==== Stored data

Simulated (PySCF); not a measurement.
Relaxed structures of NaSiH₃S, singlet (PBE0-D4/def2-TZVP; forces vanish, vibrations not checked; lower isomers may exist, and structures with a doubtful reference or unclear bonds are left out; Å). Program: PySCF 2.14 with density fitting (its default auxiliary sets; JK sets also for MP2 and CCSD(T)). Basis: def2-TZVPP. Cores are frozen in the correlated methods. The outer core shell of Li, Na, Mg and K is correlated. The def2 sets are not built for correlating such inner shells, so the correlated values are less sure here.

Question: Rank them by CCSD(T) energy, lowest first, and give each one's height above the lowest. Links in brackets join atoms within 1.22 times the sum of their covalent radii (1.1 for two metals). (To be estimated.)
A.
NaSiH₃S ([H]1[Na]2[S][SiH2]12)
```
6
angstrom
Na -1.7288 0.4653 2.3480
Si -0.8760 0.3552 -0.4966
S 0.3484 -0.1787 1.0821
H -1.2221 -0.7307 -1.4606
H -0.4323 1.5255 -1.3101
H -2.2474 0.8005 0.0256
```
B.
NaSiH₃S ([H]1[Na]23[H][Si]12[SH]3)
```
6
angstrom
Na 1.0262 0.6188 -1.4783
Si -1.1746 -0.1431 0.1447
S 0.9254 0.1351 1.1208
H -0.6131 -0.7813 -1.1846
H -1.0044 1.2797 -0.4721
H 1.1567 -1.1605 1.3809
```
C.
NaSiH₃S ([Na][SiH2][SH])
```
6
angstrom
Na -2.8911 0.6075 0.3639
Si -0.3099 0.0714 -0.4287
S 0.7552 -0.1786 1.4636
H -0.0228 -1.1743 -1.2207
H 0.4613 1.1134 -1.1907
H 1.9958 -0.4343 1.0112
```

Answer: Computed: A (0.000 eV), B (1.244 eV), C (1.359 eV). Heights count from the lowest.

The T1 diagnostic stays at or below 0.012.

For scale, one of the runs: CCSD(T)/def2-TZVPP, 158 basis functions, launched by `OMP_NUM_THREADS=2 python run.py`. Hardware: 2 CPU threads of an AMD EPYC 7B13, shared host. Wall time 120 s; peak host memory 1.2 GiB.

========

Required action: Using only the entries above, output the line with "NaSiH₃S ([Na][SiH2][SH])", the line with "The T1 diagnostic stays at or below 0.012.", and all lines between them, exactly as they stand.

Written response:
NaSiH₃S ([Na][SiH2][SH])
```
6
angstrom
Na -2.8911 0.6075 0.3639
Si -0.3099 0.0714 -0.4287
S 0.7552 -0.1786 1.4636
H -0.0228 -1.1743 -1.2207
H 0.4613 1.1134 -1.1907
H 1.9958 -0.4343 1.0112
```

Answer: Computed: A (0.000 eV), B (1.244 eV), C (1.359 eV). Heights count from the lowest.

The T1 diagnostic stays at or below 0.012.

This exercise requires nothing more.